• **WORK REQUEST**: A complete, word-for-word restatement of the entries is needed.

=-=-=-=-=

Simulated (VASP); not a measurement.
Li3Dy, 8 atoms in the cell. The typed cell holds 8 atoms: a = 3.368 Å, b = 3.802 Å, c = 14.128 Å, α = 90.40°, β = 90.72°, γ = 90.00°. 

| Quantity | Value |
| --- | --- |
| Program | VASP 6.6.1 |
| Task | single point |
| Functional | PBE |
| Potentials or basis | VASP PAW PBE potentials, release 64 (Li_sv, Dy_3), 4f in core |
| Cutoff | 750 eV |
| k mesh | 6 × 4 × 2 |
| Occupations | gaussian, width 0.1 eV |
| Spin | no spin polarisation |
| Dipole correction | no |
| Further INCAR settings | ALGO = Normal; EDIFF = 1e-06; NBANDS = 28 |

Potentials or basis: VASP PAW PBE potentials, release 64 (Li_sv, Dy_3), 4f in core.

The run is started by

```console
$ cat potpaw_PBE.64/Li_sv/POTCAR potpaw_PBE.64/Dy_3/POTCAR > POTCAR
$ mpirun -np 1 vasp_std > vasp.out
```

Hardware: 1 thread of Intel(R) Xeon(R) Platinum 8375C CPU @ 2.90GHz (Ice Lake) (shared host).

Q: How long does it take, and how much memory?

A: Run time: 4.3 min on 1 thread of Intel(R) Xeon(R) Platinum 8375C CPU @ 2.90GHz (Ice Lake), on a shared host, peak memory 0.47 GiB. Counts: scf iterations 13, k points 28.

=-=-=-=-=

• **ANSWER BOX**:
Simulated (VASP); not a measurement.
Li3Dy, 8 atoms in the cell. The typed cell holds 8 atoms: a = 3.368 Å, b = 3.802 Å, c = 14.128 Å, α = 90.40°, β = 90.72°, γ = 90.00°. 

| Quantity | Value |
| --- | --- |
| Program | VASP 6.6.1 |
| Task | single point |
| Functional | PBE |
| Potentials or basis | VASP PAW PBE potentials, release 64 (Li_sv, Dy_3), 4f in core |
| Cutoff | 750 eV |
| k mesh | 6 × 4 × 2 |
| Occupations | gaussian, width 0.1 eV |
| Spin | no spin polarisation |
| Dipole correction | no |
| Further INCAR settings | ALGO = Normal; EDIFF = 1e-06; NBANDS = 28 |

Potentials or basis: VASP PAW PBE potentials, release 64 (Li_sv, Dy_3), 4f in core.

The run is started by

```console
$ cat potpaw_PBE.64/Li_sv/POTCAR potpaw_PBE.64/Dy_3/POTCAR > POTCAR
$ mpirun -np 1 vasp_std > vasp.out
```

Hardware: 1 thread of Intel(R) Xeon(R) Platinum 8375C CPU @ 2.90GHz (Ice Lake) (shared host).

Q: How long does it take, and how much memory?

A: Run time: 4.3 min on 1 thread of Intel(R) Xeon(R) Platinum 8375C CPU @ 2.90GHz (Ice Lake), on a shared host, peak memory 0.47 GiB. Counts: scf iterations 13, k points 28.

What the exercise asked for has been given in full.